__Work instruction__:
Every line of the data below is to be written out again exactly.

__Exercise data__:
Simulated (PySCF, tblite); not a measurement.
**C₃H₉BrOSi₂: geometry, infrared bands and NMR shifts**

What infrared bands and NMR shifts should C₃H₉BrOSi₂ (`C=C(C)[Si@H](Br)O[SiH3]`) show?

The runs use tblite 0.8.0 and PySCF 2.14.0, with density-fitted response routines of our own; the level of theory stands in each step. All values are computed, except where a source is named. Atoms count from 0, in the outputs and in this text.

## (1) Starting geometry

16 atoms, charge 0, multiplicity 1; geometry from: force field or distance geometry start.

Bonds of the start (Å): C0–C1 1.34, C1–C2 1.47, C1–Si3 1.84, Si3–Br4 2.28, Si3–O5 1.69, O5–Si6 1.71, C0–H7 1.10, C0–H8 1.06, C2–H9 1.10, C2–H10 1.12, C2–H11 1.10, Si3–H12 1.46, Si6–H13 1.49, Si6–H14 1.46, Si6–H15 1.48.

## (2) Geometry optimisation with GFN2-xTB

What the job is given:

__Task response__:
Simulated (PySCF, tblite); not a measurement.
**C₃H₉BrOSi₂: geometry, infrared bands and NMR shifts**

What infrared bands and NMR shifts should C₃H₉BrOSi₂ (`C=C(C)[Si@H](Br)O[SiH3]`) show?

The runs use tblite 0.8.0 and PySCF 2.14.0, with density-fitted response routines of our own; the level of theory stands in each step. All values are computed, except where a source is named. Atoms count from 0, in the outputs and in this text.

## (1) Starting geometry

16 atoms, charge 0, multiplicity 1; geometry from: force field or distance geometry start.

Bonds of the start (Å): C0–C1 1.34, C1–C2 1.47, C1–Si3 1.84, Si3–Br4 2.28, Si3–O5 1.69, O5–Si6 1.71, C0–H7 1.10, C0–H8 1.06, C2–H9 1.10, C2–H10 1.12, C2–H11 1.10, Si3–H12 1.46, Si6–H13 1.49, Si6–H14 1.46, Si6–H15 1.48.

## (2) Geometry optimisation with GFN2-xTB

What the job is given:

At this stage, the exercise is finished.